--------------------------------------------------

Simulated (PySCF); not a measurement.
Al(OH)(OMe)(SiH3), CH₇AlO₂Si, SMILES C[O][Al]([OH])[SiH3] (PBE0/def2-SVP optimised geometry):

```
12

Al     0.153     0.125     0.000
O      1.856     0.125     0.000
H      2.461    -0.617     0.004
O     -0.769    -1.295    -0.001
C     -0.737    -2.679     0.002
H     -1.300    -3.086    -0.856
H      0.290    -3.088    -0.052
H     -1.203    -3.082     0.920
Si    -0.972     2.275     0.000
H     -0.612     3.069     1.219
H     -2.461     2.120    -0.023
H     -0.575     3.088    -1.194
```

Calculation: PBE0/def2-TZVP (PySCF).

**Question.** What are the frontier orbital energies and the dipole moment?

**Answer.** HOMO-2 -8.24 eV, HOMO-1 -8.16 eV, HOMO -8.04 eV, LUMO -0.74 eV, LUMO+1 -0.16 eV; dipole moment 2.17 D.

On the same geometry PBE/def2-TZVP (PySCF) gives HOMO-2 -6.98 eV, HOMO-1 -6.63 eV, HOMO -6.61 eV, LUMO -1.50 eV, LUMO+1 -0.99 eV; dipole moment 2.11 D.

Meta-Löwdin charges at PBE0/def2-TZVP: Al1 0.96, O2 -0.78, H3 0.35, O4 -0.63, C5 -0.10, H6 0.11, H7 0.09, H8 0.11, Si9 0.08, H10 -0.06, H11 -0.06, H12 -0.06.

--------------------------------------------------

# [ACTION ITEM]
Repeat verbatim the opening run of entries, ending with the line that contains "On the same".

# [EXPECTED ANSWER]
Simulated (PySCF); not a measurement.
Al(OH)(OMe)(SiH3), CH₇AlO₂Si, SMILES C[O][Al]([OH])[SiH3] (PBE0/def2-SVP optimised geometry):

```
12

Al     0.153     0.125     0.000
O      1.856     0.125     0.000
H      2.461    -0.617     0.004
O     -0.769    -1.295    -0.001
C     -0.737    -2.679     0.002
H     -1.300    -3.086    -0.856
H      0.290    -3.088    -0.052
H     -1.203    -3.082     0.920
Si    -0.972     2.275     0.000
H     -0.612     3.069     1.219
H     -2.461     2.120    -0.023
H     -0.575     3.088    -1.194
```

Calculation: PBE0/def2-TZVP (PySCF).

**Question.** What are the frontier orbital energies and the dipole moment?

**Answer.** HOMO-2 -8.24 eV, HOMO-1 -8.16 eV, HOMO -8.04 eV, LUMO -0.74 eV, LUMO+1 -0.16 eV; dipole moment 2.17 D.

On the same geometry PBE/def2-TZVP (PySCF) gives HOMO-2 -6.98 eV, HOMO-1 -6.63 eV, HOMO -6.61 eV, LUMO -1.50 eV, LUMO+1 -0.99 eV; dipole moment 2.11 D.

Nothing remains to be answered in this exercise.